▶ [Work order]
Your answer must hold only the lines below from the line containing "Solution. Si6H12, a" through the line containing "Problem. Summarise the", each reproduced exactly.

# # # # # # #
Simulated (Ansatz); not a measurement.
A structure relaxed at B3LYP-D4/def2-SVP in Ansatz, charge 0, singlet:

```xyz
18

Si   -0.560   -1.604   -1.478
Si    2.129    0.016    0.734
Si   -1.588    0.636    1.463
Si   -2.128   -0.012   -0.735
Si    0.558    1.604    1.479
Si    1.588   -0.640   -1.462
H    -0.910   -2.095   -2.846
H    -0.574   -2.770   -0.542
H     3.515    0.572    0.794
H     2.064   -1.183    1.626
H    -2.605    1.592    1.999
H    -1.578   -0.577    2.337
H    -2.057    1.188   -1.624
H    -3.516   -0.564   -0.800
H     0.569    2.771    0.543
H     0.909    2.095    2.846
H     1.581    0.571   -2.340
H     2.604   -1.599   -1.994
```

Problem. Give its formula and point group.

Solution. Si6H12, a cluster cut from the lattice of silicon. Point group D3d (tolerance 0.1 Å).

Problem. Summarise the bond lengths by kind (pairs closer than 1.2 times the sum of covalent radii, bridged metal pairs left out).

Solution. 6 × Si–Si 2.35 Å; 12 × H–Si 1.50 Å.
# # # # # # #

▶ [Answer area]
Solution. Si6H12, a cluster cut from the lattice of silicon. Point group D3d (tolerance 0.1 Å).

Problem. Summarise the bond lengths by kind (pairs closer than 1.2 times the sum of covalent radii, bridged metal pairs left out).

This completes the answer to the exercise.